* [Work task]
Line by line, reproduce exactly the beginning of the listing below, ending with the line that contains "- MP2/def2-TZVPP†, ΔH°(298 K), kJ: -590" and adding nothing.

* [Supplied material]
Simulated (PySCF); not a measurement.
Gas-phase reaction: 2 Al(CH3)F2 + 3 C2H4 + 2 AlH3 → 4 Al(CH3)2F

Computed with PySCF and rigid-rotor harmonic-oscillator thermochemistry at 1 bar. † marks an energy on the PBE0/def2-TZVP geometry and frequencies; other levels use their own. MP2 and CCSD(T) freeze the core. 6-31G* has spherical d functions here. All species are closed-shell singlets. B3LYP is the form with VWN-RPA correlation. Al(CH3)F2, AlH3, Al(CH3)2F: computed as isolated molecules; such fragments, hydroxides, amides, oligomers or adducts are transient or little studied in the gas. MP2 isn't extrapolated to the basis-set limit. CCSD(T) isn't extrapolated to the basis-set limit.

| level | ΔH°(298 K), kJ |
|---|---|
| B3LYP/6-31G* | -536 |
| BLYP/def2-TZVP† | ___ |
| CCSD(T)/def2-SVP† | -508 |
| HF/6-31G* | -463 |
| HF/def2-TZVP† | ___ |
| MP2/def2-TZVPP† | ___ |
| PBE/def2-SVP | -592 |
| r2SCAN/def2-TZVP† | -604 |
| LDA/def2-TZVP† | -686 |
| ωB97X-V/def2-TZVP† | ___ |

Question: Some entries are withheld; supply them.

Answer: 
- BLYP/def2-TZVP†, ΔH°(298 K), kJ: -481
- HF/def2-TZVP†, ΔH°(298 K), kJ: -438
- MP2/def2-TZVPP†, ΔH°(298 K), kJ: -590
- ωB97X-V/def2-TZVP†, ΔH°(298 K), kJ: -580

* [Your response]
Simulated (PySCF); not a measurement.
Gas-phase reaction: 2 Al(CH3)F2 + 3 C2H4 + 2 AlH3 → 4 Al(CH3)2F

Computed with PySCF and rigid-rotor harmonic-oscillator thermochemistry at 1 bar. † marks an energy on the PBE0/def2-TZVP geometry and frequencies; other levels use their own. MP2 and CCSD(T) freeze the core. 6-31G* has spherical d functions here. All species are closed-shell singlets. B3LYP is the form with VWN-RPA correlation. Al(CH3)F2, AlH3, Al(CH3)2F: computed as isolated molecules; such fragments, hydroxides, amides, oligomers or adducts are transient or little studied in the gas. MP2 isn't extrapolated to the basis-set limit. CCSD(T) isn't extrapolated to the basis-set limit.

| level | ΔH°(298 K), kJ |
|---|---|
| B3LYP/6-31G* | -536 |
| BLYP/def2-TZVP† | ___ |
| CCSD(T)/def2-SVP† | -508 |
| HF/6-31G* | -463 |
| HF/def2-TZVP† | ___ |
| MP2/def2-TZVPP† | ___ |
| PBE/def2-SVP | -592 |
| r2SCAN/def2-TZVP† | -604 |
| LDA/def2-TZVP† | -686 |
| ωB97X-V/def2-TZVP† | ___ |

Question: Some entries are withheld; supply them.

Answer: 
- BLYP/def2-TZVP†, ΔH°(298 K), kJ: -481
- HF/def2-TZVP†, ΔH°(298 K), kJ: -438
- MP2/def2-TZVPP†, ΔH°(298 K), kJ: -590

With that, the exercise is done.